• Assigned task:
Go through the entries below and print, exactly, the lines starting at the one with "Level of theory: PySCF, PBE0-D3(BJ)/def2-SVP" and ending at the one with "What happened in the run?", keeping both ends and no others.

##### Data #####

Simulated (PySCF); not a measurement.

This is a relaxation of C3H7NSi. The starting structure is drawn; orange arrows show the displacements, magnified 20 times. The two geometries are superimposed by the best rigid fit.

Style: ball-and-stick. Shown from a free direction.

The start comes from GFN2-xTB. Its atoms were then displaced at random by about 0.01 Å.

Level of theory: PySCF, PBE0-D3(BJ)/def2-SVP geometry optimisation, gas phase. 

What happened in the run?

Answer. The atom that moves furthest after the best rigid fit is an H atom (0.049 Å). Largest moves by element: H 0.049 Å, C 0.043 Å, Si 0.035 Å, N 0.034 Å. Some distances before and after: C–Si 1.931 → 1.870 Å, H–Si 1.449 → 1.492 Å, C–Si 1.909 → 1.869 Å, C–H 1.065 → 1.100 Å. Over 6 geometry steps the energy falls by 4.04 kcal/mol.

#####

• Your response:
Level of theory: PySCF, PBE0-D3(BJ)/def2-SVP geometry optimisation, gas phase. 

What happened in the run?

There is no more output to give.